### DATA FOR REVIEW
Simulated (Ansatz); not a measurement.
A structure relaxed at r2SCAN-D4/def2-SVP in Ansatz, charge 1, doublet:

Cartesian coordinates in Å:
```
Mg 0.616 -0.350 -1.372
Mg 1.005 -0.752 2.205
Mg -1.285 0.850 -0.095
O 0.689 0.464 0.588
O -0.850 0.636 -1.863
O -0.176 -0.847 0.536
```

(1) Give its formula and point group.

### TASK ITEM
Full transcription, please: every entry, exactly as written.

### RESULT
Simulated (Ansatz); not a measurement.
A structure relaxed at r2SCAN-D4/def2-SVP in Ansatz, charge 1, doublet:

Cartesian coordinates in Å:
```
Mg 0.616 -0.350 -1.372
Mg 1.005 -0.752 2.205
Mg -1.285 0.850 -0.095
O 0.689 0.464 0.588
O -0.850 0.636 -1.863
O -0.176 -0.847 0.536
```

(1) Give its formula and point group.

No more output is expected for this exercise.